ENTRIES SHOWN Start Marker
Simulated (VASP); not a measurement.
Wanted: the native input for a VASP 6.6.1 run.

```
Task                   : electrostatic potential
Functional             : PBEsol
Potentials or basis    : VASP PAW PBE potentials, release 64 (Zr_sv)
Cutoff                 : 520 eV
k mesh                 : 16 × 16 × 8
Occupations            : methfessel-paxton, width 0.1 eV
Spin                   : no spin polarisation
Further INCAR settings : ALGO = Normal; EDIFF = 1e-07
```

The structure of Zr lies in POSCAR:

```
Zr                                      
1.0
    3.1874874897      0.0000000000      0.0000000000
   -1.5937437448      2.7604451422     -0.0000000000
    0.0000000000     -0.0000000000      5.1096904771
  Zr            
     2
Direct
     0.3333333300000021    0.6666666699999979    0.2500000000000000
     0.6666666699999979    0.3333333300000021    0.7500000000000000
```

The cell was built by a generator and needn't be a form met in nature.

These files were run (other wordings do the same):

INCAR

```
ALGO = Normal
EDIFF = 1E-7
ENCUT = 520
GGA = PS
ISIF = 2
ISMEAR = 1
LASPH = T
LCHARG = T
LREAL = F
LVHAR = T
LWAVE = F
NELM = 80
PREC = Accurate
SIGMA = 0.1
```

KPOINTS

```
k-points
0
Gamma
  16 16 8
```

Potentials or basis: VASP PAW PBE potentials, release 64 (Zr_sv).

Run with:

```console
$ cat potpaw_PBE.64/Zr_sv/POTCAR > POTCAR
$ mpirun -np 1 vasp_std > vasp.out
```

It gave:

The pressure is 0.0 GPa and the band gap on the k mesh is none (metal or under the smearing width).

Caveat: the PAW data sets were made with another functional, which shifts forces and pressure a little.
ENTRIES SHOWN End Marker

Reproduce every line of the data without changing a word.

Simulated (VASP); not a measurement.
Wanted: the native input for a VASP 6.6.1 run.

```
Task                   : electrostatic potential
Functional             : PBEsol
Potentials or basis    : VASP PAW PBE potentials, release 64 (Zr_sv)
Cutoff                 : 520 eV
k mesh                 : 16 × 16 × 8
Occupations            : methfessel-paxton, width 0.1 eV
Spin                   : no spin polarisation
Further INCAR settings : ALGO = Normal; EDIFF = 1e-07
```

The structure of Zr lies in POSCAR:

```
Zr                                      
1.0
    3.1874874897      0.0000000000      0.0000000000
   -1.5937437448      2.7604451422     -0.0000000000
    0.0000000000     -0.0000000000      5.1096904771
  Zr            
     2
Direct
     0.3333333300000021    0.6666666699999979    0.2500000000000000
     0.6666666699999979    0.3333333300000021    0.7500000000000000
```

The cell was built by a generator and needn't be a form met in nature.

These files were run (other wordings do the same):

INCAR

```
ALGO = Normal
EDIFF = 1E-7
ENCUT = 520
GGA = PS
ISIF = 2
ISMEAR = 1
LASPH = T
LCHARG = T
LREAL = F
LVHAR = T
LWAVE = F
NELM = 80
PREC = Accurate
SIGMA = 0.1
```

KPOINTS

```
k-points
0
Gamma
  16 16 8
```

Potentials or basis: VASP PAW PBE potentials, release 64 (Zr_sv).

Run with:

```console
$ cat potpaw_PBE.64/Zr_sv/POTCAR > POTCAR
$ mpirun -np 1 vasp_std > vasp.out
```

It gave:

The pressure is 0.0 GPa and the band gap on the k mesh is none (metal or under the smearing width).

Caveat: the PAW data sets were made with another functional, which shifts forces and pressure a little.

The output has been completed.